> _Assignment_
What you return should be the lines from the first line of the records below through the line holding "Computed by the", unchanged.

=-=-=

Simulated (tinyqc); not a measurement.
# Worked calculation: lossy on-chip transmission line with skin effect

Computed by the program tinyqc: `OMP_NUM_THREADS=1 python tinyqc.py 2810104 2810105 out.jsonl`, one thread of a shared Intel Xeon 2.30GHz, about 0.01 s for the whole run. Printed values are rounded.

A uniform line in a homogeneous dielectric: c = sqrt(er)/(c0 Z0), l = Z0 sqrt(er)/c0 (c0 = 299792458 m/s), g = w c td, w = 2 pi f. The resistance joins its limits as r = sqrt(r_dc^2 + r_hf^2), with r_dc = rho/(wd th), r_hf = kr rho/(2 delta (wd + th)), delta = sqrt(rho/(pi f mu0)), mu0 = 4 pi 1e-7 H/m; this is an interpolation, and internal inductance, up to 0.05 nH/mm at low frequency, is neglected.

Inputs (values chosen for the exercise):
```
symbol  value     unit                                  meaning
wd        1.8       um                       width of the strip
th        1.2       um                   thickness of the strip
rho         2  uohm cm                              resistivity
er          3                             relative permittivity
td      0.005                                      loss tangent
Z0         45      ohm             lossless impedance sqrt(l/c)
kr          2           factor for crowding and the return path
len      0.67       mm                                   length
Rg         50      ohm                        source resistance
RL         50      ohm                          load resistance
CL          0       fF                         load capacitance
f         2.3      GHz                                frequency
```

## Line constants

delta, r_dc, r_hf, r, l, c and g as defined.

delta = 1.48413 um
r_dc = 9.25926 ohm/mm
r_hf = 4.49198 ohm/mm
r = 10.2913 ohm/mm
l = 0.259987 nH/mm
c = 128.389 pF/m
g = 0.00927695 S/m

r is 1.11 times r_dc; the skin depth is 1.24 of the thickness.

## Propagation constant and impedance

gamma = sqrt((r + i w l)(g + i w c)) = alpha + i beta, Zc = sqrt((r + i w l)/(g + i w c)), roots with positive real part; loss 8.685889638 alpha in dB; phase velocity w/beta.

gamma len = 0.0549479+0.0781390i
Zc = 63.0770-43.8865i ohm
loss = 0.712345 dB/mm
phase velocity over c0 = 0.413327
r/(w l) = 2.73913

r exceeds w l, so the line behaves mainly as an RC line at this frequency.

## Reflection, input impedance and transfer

=-=-=

> _Task answer_
Simulated (tinyqc); not a measurement.
# Worked calculation: lossy on-chip transmission line with skin effect

Computed by the program tinyqc: `OMP_NUM_THREADS=1 python tinyqc.py 2810104 2810105 out.jsonl`, one thread of a shared Intel Xeon 2.30GHz, about 0.01 s for the whole run. Printed values are rounded.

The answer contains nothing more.